╭──
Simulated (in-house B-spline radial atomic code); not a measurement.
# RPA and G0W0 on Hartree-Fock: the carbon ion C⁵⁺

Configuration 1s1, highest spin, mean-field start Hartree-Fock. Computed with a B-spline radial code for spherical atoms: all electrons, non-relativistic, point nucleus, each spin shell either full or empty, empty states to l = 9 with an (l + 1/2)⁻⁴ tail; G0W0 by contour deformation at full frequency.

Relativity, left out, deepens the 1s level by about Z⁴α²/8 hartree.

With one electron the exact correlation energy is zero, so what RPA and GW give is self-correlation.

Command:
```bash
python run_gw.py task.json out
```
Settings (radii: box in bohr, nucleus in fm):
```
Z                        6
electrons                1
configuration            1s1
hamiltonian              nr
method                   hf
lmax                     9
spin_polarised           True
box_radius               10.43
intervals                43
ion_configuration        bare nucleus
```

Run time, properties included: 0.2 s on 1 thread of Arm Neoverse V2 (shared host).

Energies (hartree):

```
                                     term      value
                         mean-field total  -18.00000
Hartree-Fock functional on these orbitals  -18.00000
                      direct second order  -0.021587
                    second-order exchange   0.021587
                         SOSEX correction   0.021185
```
╰──

**ASSIGNED TASK**
Reproduce the listing above character for character.

**YOUR SOLUTION**
Simulated (in-house B-spline radial atomic code); not a measurement.
# RPA and G0W0 on Hartree-Fock: the carbon ion C⁵⁺

Configuration 1s1, highest spin, mean-field start Hartree-Fock. Computed with a B-spline radial code for spherical atoms: all electrons, non-relativistic, point nucleus, each spin shell either full or empty, empty states to l = 9 with an (l + 1/2)⁻⁴ tail; G0W0 by contour deformation at full frequency.

Relativity, left out, deepens the 1s level by about Z⁴α²/8 hartree.

With one electron the exact correlation energy is zero, so what RPA and GW give is self-correlation.

Command:
```bash
python run_gw.py task.json out
```
Settings (radii: box in bohr, nucleus in fm):
```
Z                        6
electrons                1
configuration            1s1
hamiltonian              nr
method                   hf
lmax                     9
spin_polarised           True
box_radius               10.43
intervals                43
ion_configuration        bare nucleus
```

Run time, properties included: 0.2 s on 1 thread of Arm Neoverse V2 (shared host).

Energies (hartree):

```
                                     term      value
                         mean-field total  -18.00000
Hartree-Fock functional on these orbitals  -18.00000
                      direct second order  -0.021587
                    second-order exchange   0.021587
                         SOSEX correction   0.021185
```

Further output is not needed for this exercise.